----- Data to examine -----
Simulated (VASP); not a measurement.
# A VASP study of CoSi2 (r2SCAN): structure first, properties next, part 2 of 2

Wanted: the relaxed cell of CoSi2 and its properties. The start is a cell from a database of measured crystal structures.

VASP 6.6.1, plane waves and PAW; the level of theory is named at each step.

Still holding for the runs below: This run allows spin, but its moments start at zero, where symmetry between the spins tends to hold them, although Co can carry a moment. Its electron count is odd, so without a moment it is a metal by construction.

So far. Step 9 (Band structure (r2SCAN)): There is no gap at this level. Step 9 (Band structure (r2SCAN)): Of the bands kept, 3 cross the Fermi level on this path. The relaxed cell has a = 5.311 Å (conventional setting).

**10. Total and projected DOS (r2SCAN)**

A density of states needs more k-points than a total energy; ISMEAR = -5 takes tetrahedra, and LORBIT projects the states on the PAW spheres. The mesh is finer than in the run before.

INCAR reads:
-----

Take the lines above from the one containing "projected DOS (r2SCAN)**" down to the one containing "A density of", and transcribe them exactly, both ends included.

* **Task result**:
**10. Total and projected DOS (r2SCAN)**

A density of states needs more k-points than a total energy; ISMEAR = -5 takes tetrahedra, and LORBIT projects the states on the PAW spheres. The mesh is finer than in the run before.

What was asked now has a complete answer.